● ● ● ● ● ● ●

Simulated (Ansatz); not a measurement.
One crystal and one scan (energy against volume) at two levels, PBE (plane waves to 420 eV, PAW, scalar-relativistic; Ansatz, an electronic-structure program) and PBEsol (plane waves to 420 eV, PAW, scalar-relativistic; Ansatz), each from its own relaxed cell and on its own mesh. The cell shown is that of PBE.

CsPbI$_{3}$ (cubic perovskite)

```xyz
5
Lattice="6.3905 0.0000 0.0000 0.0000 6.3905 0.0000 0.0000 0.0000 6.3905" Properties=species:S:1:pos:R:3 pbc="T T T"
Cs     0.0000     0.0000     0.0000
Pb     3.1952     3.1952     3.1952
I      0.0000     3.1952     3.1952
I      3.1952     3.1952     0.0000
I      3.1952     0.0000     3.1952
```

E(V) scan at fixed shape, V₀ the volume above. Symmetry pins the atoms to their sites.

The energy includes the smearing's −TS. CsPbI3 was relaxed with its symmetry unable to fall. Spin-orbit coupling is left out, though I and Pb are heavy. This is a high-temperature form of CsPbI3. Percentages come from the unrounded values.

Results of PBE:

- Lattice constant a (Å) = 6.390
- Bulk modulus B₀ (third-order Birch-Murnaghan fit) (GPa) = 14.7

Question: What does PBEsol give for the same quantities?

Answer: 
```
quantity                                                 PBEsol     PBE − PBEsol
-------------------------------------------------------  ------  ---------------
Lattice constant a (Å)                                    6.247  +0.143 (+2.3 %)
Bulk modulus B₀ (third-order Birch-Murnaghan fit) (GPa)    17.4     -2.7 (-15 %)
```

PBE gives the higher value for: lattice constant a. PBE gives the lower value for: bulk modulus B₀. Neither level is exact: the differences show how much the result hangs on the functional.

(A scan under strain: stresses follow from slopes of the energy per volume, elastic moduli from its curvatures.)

● ● ● ● ● ● ●

EXERCISE >> Give again, unchanged, the lines running from the top of the material above through the line that has "E(V) scan at", and nothing more.

RESPONSE AREA >>
Simulated (Ansatz); not a measurement.
One crystal and one scan (energy against volume) at two levels, PBE (plane waves to 420 eV, PAW, scalar-relativistic; Ansatz, an electronic-structure program) and PBEsol (plane waves to 420 eV, PAW, scalar-relativistic; Ansatz), each from its own relaxed cell and on its own mesh. The cell shown is that of PBE.

CsPbI$_{3}$ (cubic perovskite)

```xyz
5
Lattice="6.3905 0.0000 0.0000 0.0000 6.3905 0.0000 0.0000 0.0000 6.3905" Properties=species:S:1:pos:R:3 pbc="T T T"
Cs     0.0000     0.0000     0.0000
Pb     3.1952     3.1952     3.1952
I      0.0000     3.1952     3.1952
I      3.1952     3.1952     0.0000
I      3.1952     0.0000     3.1952
```

E(V) scan at fixed shape, V₀ the volume above. Symmetry pins the atoms to their sites.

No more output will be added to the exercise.